**INFORMATION SHOWN**:
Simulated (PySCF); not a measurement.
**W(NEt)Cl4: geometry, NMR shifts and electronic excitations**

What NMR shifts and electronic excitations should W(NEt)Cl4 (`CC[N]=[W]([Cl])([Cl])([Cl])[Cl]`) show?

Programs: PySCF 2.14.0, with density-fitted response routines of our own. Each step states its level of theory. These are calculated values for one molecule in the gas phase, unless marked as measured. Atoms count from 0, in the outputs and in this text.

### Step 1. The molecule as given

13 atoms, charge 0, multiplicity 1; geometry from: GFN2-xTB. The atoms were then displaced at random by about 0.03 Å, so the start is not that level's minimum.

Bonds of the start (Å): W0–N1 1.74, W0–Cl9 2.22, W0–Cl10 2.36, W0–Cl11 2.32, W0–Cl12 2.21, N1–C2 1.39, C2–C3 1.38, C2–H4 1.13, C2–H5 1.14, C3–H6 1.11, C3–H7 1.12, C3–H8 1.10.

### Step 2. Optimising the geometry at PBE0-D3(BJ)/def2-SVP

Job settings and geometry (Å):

**WORK INSTRUCTION**: Would you please return all of the data exactly?

**REPLY**:
Simulated (PySCF); not a measurement.
**W(NEt)Cl4: geometry, NMR shifts and electronic excitations**

What NMR shifts and electronic excitations should W(NEt)Cl4 (`CC[N]=[W]([Cl])([Cl])([Cl])[Cl]`) show?

Programs: PySCF 2.14.0, with density-fitted response routines of our own. Each step states its level of theory. These are calculated values for one molecule in the gas phase, unless marked as measured. Atoms count from 0, in the outputs and in this text.

### Step 1. The molecule as given

13 atoms, charge 0, multiplicity 1; geometry from: GFN2-xTB. The atoms were then displaced at random by about 0.03 Å, so the start is not that level's minimum.

Bonds of the start (Å): W0–N1 1.74, W0–Cl9 2.22, W0–Cl10 2.36, W0–Cl11 2.32, W0–Cl12 2.21, N1–C2 1.39, C2–C3 1.38, C2–H4 1.13, C2–H5 1.14, C3–H6 1.11, C3–H7 1.12, C3–H8 1.10.

### Step 2. Optimising the geometry at PBE0-D3(BJ)/def2-SVP

Job settings and geometry (Å):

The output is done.